______

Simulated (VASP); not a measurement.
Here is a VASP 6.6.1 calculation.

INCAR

______

▸ **WORK ORDER**:
Copy out the data exactly as it stands, leaving nothing out.

▸ **WORKED SOLUTION**:
Simulated (VASP); not a measurement.
Here is a VASP 6.6.1 calculation.

INCAR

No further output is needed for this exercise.